__Source information__.
++++++
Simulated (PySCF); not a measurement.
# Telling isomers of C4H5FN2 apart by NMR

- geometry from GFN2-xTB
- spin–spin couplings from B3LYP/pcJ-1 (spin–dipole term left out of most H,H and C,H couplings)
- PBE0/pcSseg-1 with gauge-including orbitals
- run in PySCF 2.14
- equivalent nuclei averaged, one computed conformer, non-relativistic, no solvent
++++++

__Work order__. Copy each line of the entries exactly.

__Answer section__.
Simulated (PySCF); not a measurement.
# Telling isomers of C4H5FN2 apart by NMR

- geometry from GFN2-xTB
- spin–spin couplings from B3LYP/pcJ-1 (spin–dipole term left out of most H,H and C,H couplings)
- PBE0/pcSseg-1 with gauge-including orbitals
- run in PySCF 2.14
- equivalent nuclei averaged, one computed conformer, non-relativistic, no solvent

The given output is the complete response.